WORK INSTRUCTION: Please return every record exactly as it appears.

──────── STUDY MATERIAL ────────

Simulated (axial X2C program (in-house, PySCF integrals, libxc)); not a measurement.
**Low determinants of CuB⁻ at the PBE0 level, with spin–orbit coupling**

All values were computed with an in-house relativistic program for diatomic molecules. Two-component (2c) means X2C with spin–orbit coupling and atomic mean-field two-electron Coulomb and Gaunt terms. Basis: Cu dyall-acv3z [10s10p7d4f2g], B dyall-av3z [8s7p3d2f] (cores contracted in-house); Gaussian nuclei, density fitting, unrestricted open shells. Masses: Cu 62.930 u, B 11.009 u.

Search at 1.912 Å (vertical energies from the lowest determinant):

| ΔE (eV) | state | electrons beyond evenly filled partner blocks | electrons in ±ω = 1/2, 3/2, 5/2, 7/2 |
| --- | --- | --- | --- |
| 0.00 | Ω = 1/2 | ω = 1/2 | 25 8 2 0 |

────────

ANSWER BOX:
Simulated (axial X2C program (in-house, PySCF integrals, libxc)); not a measurement.
**Low determinants of CuB⁻ at the PBE0 level, with spin–orbit coupling**

All values were computed with an in-house relativistic program for diatomic molecules. Two-component (2c) means X2C with spin–orbit coupling and atomic mean-field two-electron Coulomb and Gaunt terms. Basis: Cu dyall-acv3z [10s10p7d4f2g], B dyall-av3z [8s7p3d2f] (cores contracted in-house); Gaussian nuclei, density fitting, unrestricted open shells. Masses: Cu 62.930 u, B 11.009 u.

Search at 1.912 Å (vertical energies from the lowest determinant):

| ΔE (eV) | state | electrons beyond evenly filled partner blocks | electrons in ±ω = 1/2, 3/2, 5/2, 7/2 |
| --- | --- | --- | --- |
| 0.00 | Ω = 1/2 | ω = 1/2 | 25 8 2 0 |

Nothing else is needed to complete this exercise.